[REQUIREMENT]
Copy all the lines below without altering anything.

***
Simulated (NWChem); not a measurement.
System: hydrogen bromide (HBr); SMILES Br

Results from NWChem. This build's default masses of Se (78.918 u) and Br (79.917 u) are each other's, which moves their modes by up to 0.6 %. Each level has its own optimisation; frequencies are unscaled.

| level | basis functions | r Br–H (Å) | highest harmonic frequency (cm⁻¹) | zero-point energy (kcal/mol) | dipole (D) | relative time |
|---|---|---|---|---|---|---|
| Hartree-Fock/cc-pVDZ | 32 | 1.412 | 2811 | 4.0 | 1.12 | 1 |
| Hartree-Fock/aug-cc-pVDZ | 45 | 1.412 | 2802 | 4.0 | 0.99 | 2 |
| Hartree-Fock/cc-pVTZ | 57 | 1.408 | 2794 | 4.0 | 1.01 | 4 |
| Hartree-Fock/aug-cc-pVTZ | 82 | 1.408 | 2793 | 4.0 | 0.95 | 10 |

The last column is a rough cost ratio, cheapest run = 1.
***

[RESPONSE BOX]
Simulated (NWChem); not a measurement.
System: hydrogen bromide (HBr); SMILES Br

Results from NWChem. This build's default masses of Se (78.918 u) and Br (79.917 u) are each other's, which moves their modes by up to 0.6 %. Each level has its own optimisation; frequencies are unscaled.

| level | basis functions | r Br–H (Å) | highest harmonic frequency (cm⁻¹) | zero-point energy (kcal/mol) | dipole (D) | relative time |
|---|---|---|---|---|---|---|
| Hartree-Fock/cc-pVDZ | 32 | 1.412 | 2811 | 4.0 | 1.12 | 1 |
| Hartree-Fock/aug-cc-pVDZ | 45 | 1.412 | 2802 | 4.0 | 0.99 | 2 |
| Hartree-Fock/cc-pVTZ | 57 | 1.408 | 2794 | 4.0 | 1.01 | 4 |
| Hartree-Fock/aug-cc-pVTZ | 82 | 1.408 | 2793 | 4.0 | 0.95 | 10 |

The last column is a rough cost ratio, cheapest run = 1.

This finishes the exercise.